**Assignment:** Copy the entries exactly. Leave nothing out and add nothing.

**Material supplied:**
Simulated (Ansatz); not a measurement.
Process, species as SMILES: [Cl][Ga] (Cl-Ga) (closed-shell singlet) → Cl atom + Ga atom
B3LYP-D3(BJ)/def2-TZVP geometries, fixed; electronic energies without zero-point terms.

**Written answer:**
Simulated (Ansatz); not a measurement.
Process, species as SMILES: [Cl][Ga] (Cl-Ga) (closed-shell singlet) → Cl atom + Ga atom
B3LYP-D3(BJ)/def2-TZVP geometries, fixed; electronic energies without zero-point terms.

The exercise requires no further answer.